▶ [Requirement]
Every line in the listing below from the one with "Symmetry: P6/mmm, No." through the one with "## Step 2: Relaxing" is to be reproduced exactly, both ends included; leave out the rest.

▶ [Data shown]
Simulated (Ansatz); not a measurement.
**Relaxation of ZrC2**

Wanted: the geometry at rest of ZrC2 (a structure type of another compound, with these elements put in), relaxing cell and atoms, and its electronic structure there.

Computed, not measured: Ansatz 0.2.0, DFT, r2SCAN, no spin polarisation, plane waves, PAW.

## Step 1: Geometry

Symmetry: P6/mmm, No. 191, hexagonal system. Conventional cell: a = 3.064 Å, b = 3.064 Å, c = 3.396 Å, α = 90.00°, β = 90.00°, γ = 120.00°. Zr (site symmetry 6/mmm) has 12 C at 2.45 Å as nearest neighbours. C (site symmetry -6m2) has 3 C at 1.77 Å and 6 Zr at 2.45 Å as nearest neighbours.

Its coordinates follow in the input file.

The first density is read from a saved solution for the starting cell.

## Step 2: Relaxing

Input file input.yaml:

▶ [Task output]
Symmetry: P6/mmm, No. 191, hexagonal system. Conventional cell: a = 3.064 Å, b = 3.064 Å, c = 3.396 Å, α = 90.00°, β = 90.00°, γ = 120.00°. Zr (site symmetry 6/mmm) has 12 C at 2.45 Å as nearest neighbours. C (site symmetry -6m2) has 3 C at 1.77 Å and 6 Zr at 2.45 Å as nearest neighbours.

Its coordinates follow in the input file.

The first density is read from a saved solution for the starting cell.

## Step 2: Relaxing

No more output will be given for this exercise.